### INPUT DATA
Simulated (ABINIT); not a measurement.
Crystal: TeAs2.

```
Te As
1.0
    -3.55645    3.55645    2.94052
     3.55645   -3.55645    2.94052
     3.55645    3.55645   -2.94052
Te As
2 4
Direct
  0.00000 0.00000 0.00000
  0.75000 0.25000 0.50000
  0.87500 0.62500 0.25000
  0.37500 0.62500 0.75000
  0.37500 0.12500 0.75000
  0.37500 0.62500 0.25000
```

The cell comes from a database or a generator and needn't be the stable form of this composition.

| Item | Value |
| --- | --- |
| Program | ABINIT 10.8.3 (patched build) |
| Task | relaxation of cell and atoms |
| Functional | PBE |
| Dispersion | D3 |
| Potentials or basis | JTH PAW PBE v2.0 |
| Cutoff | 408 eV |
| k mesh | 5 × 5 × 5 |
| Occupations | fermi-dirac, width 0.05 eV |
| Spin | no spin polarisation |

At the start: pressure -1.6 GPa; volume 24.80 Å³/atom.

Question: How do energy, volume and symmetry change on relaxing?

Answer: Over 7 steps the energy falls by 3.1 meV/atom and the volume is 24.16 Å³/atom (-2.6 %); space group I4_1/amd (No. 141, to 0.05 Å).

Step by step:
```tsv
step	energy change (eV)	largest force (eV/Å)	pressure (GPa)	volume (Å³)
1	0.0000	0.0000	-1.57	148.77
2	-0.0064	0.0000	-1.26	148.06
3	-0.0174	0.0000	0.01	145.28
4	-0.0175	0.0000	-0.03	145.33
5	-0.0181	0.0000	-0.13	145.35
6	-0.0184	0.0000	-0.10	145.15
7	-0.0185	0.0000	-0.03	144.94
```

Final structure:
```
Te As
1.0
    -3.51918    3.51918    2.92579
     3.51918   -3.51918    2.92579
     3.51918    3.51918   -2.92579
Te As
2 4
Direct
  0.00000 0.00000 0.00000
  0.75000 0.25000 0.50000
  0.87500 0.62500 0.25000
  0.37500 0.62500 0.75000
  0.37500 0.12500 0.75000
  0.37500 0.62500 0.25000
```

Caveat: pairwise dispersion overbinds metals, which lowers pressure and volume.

### TASK ITEM
Look at the material above and copy, word for word, its lines from the first through the one containing "spin polarisation |".

### EXERCISE SOLUTION
Simulated (ABINIT); not a measurement.
Crystal: TeAs2.

```
Te As
1.0
    -3.55645    3.55645    2.94052
     3.55645   -3.55645    2.94052
     3.55645    3.55645   -2.94052
Te As
2 4
Direct
  0.00000 0.00000 0.00000
  0.75000 0.25000 0.50000
  0.87500 0.62500 0.25000
  0.37500 0.62500 0.75000
  0.37500 0.12500 0.75000
  0.37500 0.62500 0.25000
```

The cell comes from a database or a generator and needn't be the stable form of this composition.

| Item | Value |
| --- | --- |
| Program | ABINIT 10.8.3 (patched build) |
| Task | relaxation of cell and atoms |
| Functional | PBE |
| Dispersion | D3 |
| Potentials or basis | JTH PAW PBE v2.0 |
| Cutoff | 408 eV |
| k mesh | 5 × 5 × 5 |
| Occupations | fermi-dirac, width 0.05 eV |
| Spin | no spin polarisation |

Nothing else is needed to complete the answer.